SUPPLIED INFORMATION:
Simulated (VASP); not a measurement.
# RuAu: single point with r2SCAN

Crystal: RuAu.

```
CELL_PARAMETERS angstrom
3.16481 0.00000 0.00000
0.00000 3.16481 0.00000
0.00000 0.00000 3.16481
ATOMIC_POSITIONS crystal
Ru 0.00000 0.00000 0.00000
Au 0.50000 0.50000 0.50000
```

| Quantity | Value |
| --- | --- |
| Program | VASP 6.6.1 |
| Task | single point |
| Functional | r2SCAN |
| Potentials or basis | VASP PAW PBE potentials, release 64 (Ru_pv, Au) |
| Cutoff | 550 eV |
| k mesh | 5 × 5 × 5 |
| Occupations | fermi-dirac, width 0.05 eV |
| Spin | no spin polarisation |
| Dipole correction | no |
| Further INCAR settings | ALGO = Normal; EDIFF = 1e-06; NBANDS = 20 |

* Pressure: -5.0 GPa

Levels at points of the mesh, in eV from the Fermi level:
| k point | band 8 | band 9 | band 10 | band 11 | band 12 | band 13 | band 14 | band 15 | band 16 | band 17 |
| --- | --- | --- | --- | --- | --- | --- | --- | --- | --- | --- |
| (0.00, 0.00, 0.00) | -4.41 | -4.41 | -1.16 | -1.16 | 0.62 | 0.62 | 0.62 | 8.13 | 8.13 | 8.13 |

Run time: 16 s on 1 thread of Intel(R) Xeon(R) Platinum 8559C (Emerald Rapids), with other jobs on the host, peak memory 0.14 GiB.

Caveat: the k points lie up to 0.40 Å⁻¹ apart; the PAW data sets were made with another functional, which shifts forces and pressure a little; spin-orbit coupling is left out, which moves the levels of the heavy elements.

ASSIGNMENT:
An exact copy of the lines above, from the one containing "(Ru_pv, Au) |" down to the one containing "Run time: 16" and including both, is the whole answer; retype it and nothing else.

RESPONSE:
| Potentials or basis | VASP PAW PBE potentials, release 64 (Ru_pv, Au) |
| Cutoff | 550 eV |
| k mesh | 5 × 5 × 5 |
| Occupations | fermi-dirac, width 0.05 eV |
| Spin | no spin polarisation |
| Dipole correction | no |
| Further INCAR settings | ALGO = Normal; EDIFF = 1e-06; NBANDS = 20 |

* Pressure: -5.0 GPa

Levels at points of the mesh, in eV from the Fermi level:
| k point | band 8 | band 9 | band 10 | band 11 | band 12 | band 13 | band 14 | band 15 | band 16 | band 17 |
| --- | --- | --- | --- | --- | --- | --- | --- | --- | --- | --- |
| (0.00, 0.00, 0.00) | -4.41 | -4.41 | -1.16 | -1.16 | 0.62 | 0.62 | 0.62 | 8.13 | 8.13 | 8.13 |

Run time: 16 s on 1 thread of Intel(R) Xeon(R) Platinum 8559C (Emerald Rapids), with other jobs on the host, peak memory 0.14 GiB.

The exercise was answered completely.